▶ Provided material:
/---
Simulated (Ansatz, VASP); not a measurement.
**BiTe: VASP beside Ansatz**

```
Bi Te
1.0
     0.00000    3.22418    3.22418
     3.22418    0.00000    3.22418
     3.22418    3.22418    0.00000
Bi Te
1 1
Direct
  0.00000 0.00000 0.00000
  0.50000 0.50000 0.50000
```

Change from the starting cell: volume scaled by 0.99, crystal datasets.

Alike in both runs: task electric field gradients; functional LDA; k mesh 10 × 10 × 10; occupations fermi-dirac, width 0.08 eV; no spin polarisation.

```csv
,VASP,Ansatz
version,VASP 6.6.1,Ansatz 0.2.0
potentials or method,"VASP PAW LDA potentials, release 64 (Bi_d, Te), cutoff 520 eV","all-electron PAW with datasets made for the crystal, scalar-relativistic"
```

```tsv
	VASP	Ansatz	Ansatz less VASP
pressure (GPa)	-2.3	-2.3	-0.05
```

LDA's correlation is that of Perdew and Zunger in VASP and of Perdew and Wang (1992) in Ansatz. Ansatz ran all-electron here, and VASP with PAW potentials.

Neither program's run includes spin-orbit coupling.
\---

Please transcribe the material line by line, exactly, from its opening line through the line that contains "LDA's correlation is".

▶ Answer space:
Simulated (Ansatz, VASP); not a measurement.
**BiTe: VASP beside Ansatz**

```
Bi Te
1.0
     0.00000    3.22418    3.22418
     3.22418    0.00000    3.22418
     3.22418    3.22418    0.00000
Bi Te
1 1
Direct
  0.00000 0.00000 0.00000
  0.50000 0.50000 0.50000
```

Change from the starting cell: volume scaled by 0.99, crystal datasets.

Alike in both runs: task electric field gradients; functional LDA; k mesh 10 × 10 × 10; occupations fermi-dirac, width 0.08 eV; no spin polarisation.

```csv
,VASP,Ansatz
version,VASP 6.6.1,Ansatz 0.2.0
potentials or method,"VASP PAW LDA potentials, release 64 (Bi_d, Te), cutoff 520 eV","all-electron PAW with datasets made for the crystal, scalar-relativistic"
```

```tsv
	VASP	Ansatz	Ansatz less VASP
pressure (GPa)	-2.3	-2.3	-0.05
```

LDA's correlation is that of Perdew and Zunger in VASP and of Perdew and Wang (1992) in Ansatz. Ansatz ran all-electron here, and VASP with PAW potentials.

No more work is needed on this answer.